ACTIVITY: The full listing below must be printed exactly, word for word.

** Opening PROVIDED INFORMATION block **

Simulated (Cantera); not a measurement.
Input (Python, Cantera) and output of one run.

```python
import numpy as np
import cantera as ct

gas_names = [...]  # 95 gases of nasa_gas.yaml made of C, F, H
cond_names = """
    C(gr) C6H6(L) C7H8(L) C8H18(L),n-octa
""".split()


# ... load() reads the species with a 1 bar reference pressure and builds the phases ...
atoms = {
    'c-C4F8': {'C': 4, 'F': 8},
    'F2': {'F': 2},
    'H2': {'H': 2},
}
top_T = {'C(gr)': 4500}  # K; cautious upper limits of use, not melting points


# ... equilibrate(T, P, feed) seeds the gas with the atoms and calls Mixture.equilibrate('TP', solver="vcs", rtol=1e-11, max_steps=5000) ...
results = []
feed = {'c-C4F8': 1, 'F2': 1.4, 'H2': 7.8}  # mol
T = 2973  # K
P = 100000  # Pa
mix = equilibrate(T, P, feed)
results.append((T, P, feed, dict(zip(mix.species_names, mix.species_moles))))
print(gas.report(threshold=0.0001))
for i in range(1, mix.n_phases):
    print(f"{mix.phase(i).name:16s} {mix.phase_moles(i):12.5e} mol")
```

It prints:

** Closing PROVIDED INFORMATION block **

TASK RESPONSE:
Simulated (Cantera); not a measurement.
Input (Python, Cantera) and output of one run.

```python
import numpy as np
import cantera as ct

gas_names = [...]  # 95 gases of nasa_gas.yaml made of C, F, H
cond_names = """
    C(gr) C6H6(L) C7H8(L) C8H18(L),n-octa
""".split()


# ... load() reads the species with a 1 bar reference pressure and builds the phases ...
atoms = {
    'c-C4F8': {'C': 4, 'F': 8},
    'F2': {'F': 2},
    'H2': {'H': 2},
}
top_T = {'C(gr)': 4500}  # K; cautious upper limits of use, not melting points


# ... equilibrate(T, P, feed) seeds the gas with the atoms and calls Mixture.equilibrate('TP', solver="vcs", rtol=1e-11, max_steps=5000) ...
results = []
feed = {'c-C4F8': 1, 'F2': 1.4, 'H2': 7.8}  # mol
T = 2973  # K
P = 100000  # Pa
mix = equilibrate(T, P, feed)
results.append((T, P, feed, dict(zip(mix.species_names, mix.species_moles))))
print(gas.report(threshold=0.0001))
for i in range(1, mix.n_phases):
    print(f"{mix.phase(i).name:16s} {mix.phase_moles(i):12.5e} mol")
```

It prints:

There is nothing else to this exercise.